Work order:
Your task is to write out exactly the lines of the listing below, from the first down to the line that holds "Potentials or basis: VASP".

**** Supplied records

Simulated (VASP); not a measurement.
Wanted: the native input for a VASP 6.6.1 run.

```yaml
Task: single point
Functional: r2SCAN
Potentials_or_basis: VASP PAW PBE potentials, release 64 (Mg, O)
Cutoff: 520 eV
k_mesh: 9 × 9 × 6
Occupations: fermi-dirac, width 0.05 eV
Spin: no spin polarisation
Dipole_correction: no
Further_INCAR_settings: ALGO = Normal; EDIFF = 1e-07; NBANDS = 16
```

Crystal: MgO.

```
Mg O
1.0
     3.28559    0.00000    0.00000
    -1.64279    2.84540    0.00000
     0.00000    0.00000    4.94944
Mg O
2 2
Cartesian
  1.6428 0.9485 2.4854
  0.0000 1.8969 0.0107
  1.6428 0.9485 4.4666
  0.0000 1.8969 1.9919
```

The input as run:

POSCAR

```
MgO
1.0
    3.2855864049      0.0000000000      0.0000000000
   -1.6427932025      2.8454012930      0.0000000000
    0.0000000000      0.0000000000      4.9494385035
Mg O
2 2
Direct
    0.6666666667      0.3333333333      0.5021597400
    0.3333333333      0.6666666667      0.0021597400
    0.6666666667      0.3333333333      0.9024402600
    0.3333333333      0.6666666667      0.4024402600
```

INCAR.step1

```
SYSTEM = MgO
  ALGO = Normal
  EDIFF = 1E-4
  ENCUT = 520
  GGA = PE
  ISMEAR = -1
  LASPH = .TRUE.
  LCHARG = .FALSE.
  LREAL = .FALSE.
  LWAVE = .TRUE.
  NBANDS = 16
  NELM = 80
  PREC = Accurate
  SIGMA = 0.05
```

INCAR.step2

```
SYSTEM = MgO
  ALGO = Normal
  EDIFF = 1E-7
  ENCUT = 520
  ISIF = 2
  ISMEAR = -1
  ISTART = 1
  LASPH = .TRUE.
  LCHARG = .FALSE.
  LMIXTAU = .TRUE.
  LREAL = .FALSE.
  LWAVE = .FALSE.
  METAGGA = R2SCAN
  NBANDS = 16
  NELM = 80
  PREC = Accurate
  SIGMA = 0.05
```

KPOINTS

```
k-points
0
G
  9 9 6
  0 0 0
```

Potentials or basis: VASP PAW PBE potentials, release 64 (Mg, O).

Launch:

********

Task solution:
Simulated (VASP); not a measurement.
Wanted: the native input for a VASP 6.6.1 run.

```yaml
Task: single point
Functional: r2SCAN
Potentials_or_basis: VASP PAW PBE potentials, release 64 (Mg, O)
Cutoff: 520 eV
k_mesh: 9 × 9 × 6
Occupations: fermi-dirac, width 0.05 eV
Spin: no spin polarisation
Dipole_correction: no
Further_INCAR_settings: ALGO = Normal; EDIFF = 1e-07; NBANDS = 16
```

Crystal: MgO.

```
Mg O
1.0
     3.28559    0.00000    0.00000
    -1.64279    2.84540    0.00000
     0.00000    0.00000    4.94944
Mg O
2 2
Cartesian
  1.6428 0.9485 2.4854
  0.0000 1.8969 0.0107
  1.6428 0.9485 4.4666
  0.0000 1.8969 1.9919
```

The input as run:

POSCAR

```
MgO
1.0
    3.2855864049      0.0000000000      0.0000000000
   -1.6427932025      2.8454012930      0.0000000000
    0.0000000000      0.0000000000      4.9494385035
Mg O
2 2
Direct
    0.6666666667      0.3333333333      0.5021597400
    0.3333333333      0.6666666667      0.0021597400
    0.6666666667      0.3333333333      0.9024402600
    0.3333333333      0.6666666667      0.4024402600
```

INCAR.step1

```
SYSTEM = MgO
  ALGO = Normal
  EDIFF = 1E-4
  ENCUT = 520
  GGA = PE
  ISMEAR = -1
  LASPH = .TRUE.
  LCHARG = .FALSE.
  LREAL = .FALSE.
  LWAVE = .TRUE.
  NBANDS = 16
  NELM = 80
  PREC = Accurate
  SIGMA = 0.05
```

INCAR.step2

```
SYSTEM = MgO
  ALGO = Normal
  EDIFF = 1E-7
  ENCUT = 520
  ISIF = 2
  ISMEAR = -1
  ISTART = 1
  LASPH = .TRUE.
  LCHARG = .FALSE.
  LMIXTAU = .TRUE.
  LREAL = .FALSE.
  LWAVE = .FALSE.
  METAGGA = R2SCAN
  NBANDS = 16
  NELM = 80
  PREC = Accurate
  SIGMA = 0.05
```

KPOINTS

```
k-points
0
G
  9 9 6
  0 0 0
```

Potentials or basis: VASP PAW PBE potentials, release 64 (Mg, O).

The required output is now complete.